▶ [DATASET]
+++

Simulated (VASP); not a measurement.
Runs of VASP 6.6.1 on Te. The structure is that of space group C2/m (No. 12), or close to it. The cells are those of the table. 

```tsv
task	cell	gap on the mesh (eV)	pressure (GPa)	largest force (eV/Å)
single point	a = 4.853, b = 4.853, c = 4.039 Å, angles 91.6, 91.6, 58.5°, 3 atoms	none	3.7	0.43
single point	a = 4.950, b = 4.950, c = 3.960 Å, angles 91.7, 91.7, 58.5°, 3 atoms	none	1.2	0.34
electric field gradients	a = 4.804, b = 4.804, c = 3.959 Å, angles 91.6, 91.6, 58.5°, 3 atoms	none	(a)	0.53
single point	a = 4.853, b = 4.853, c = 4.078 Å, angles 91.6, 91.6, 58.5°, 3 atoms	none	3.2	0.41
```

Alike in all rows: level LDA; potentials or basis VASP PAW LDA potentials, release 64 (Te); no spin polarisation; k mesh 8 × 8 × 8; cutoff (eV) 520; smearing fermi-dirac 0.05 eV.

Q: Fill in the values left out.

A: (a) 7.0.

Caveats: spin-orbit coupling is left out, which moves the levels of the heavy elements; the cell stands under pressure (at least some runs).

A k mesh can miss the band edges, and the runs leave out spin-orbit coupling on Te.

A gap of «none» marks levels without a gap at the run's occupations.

+++

▶ [BRIEF] Exact lines only, please: output the listing from the first line to the line with "A k mesh can", both included.

▶ [EXERCISE OUTPUT]
Simulated (VASP); not a measurement.
Runs of VASP 6.6.1 on Te. The structure is that of space group C2/m (No. 12), or close to it. The cells are those of the table. 

```tsv
task	cell	gap on the mesh (eV)	pressure (GPa)	largest force (eV/Å)
single point	a = 4.853, b = 4.853, c = 4.039 Å, angles 91.6, 91.6, 58.5°, 3 atoms	none	3.7	0.43
single point	a = 4.950, b = 4.950, c = 3.960 Å, angles 91.7, 91.7, 58.5°, 3 atoms	none	1.2	0.34
electric field gradients	a = 4.804, b = 4.804, c = 3.959 Å, angles 91.6, 91.6, 58.5°, 3 atoms	none	(a)	0.53
single point	a = 4.853, b = 4.853, c = 4.078 Å, angles 91.6, 91.6, 58.5°, 3 atoms	none	3.2	0.41
```

Alike in all rows: level LDA; potentials or basis VASP PAW LDA potentials, release 64 (Te); no spin polarisation; k mesh 8 × 8 × 8; cutoff (eV) 520; smearing fermi-dirac 0.05 eV.

Q: Fill in the values left out.

A: (a) 7.0.

Caveats: spin-orbit coupling is left out, which moves the levels of the heavy elements; the cell stands under pressure (at least some runs).

A k mesh can miss the band edges, and the runs leave out spin-orbit coupling on Te.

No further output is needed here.